Supplied records >>
>>

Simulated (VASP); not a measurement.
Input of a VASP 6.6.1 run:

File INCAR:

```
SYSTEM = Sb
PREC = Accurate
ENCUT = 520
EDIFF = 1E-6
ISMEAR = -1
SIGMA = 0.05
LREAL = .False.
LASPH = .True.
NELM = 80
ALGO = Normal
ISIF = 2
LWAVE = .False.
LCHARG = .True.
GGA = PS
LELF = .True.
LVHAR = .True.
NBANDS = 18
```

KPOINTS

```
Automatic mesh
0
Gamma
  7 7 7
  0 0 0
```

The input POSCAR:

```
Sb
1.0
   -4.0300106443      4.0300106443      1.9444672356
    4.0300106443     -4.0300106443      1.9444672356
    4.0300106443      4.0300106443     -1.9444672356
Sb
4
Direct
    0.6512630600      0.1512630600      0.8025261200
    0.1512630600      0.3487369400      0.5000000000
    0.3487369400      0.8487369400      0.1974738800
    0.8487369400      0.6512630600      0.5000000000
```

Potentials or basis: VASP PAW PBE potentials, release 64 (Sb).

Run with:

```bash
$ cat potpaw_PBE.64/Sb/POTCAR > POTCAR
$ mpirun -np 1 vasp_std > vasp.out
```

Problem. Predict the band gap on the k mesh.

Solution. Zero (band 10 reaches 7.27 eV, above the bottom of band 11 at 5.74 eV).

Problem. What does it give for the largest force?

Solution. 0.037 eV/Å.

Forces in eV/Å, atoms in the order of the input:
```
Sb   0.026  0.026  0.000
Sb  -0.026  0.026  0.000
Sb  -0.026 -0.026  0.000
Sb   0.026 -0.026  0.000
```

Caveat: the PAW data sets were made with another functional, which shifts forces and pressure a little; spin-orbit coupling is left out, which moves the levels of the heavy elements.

<<

Activity >> Starting at the top of the data above, repeat every line exactly until the line containing "Solution. Zero (band" has been given, then stop.

Answer space >>
Simulated (VASP); not a measurement.
Input of a VASP 6.6.1 run:

File INCAR:

```
SYSTEM = Sb
PREC = Accurate
ENCUT = 520
EDIFF = 1E-6
ISMEAR = -1
SIGMA = 0.05
LREAL = .False.
LASPH = .True.
NELM = 80
ALGO = Normal
ISIF = 2
LWAVE = .False.
LCHARG = .True.
GGA = PS
LELF = .True.
LVHAR = .True.
NBANDS = 18
```

KPOINTS

```
Automatic mesh
0
Gamma
  7 7 7
  0 0 0
```

The input POSCAR:

```
Sb
1.0
   -4.0300106443      4.0300106443      1.9444672356
    4.0300106443     -4.0300106443      1.9444672356
    4.0300106443      4.0300106443     -1.9444672356
Sb
4
Direct
    0.6512630600      0.1512630600      0.8025261200
    0.1512630600      0.3487369400      0.5000000000
    0.3487369400      0.8487369400      0.1974738800
    0.8487369400      0.6512630600      0.5000000000
```

Potentials or basis: VASP PAW PBE potentials, release 64 (Sb).

Run with:

```bash
$ cat potpaw_PBE.64/Sb/POTCAR > POTCAR
$ mpirun -np 1 vasp_std > vasp.out
```

Problem. Predict the band gap on the k mesh.

Solution. Zero (band 10 reaches 7.27 eV, above the bottom of band 11 at 5.74 eV).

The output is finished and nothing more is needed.